━━━━━━━━━━━━━━━━━━━━

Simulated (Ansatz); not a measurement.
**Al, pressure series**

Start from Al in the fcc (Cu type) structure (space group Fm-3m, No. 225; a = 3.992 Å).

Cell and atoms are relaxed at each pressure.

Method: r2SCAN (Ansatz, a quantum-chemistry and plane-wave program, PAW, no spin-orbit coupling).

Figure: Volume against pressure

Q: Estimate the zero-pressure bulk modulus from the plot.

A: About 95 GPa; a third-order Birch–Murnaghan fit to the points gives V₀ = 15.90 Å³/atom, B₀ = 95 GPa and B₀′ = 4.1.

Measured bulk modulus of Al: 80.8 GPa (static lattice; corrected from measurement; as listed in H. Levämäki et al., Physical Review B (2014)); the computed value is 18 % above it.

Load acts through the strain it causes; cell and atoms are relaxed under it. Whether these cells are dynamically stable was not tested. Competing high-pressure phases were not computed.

━━━━━━━━━━━━━━━━━━━━

#### Work item
Reproduce the listing above exactly as far as the line with "Method: r2SCAN (Ansatz, a", that line included.

#### Written reply
Simulated (Ansatz); not a measurement.
**Al, pressure series**

Start from Al in the fcc (Cu type) structure (space group Fm-3m, No. 225; a = 3.992 Å).

Cell and atoms are relaxed at each pressure.

Method: r2SCAN (Ansatz, a quantum-chemistry and plane-wave program, PAW, no spin-orbit coupling).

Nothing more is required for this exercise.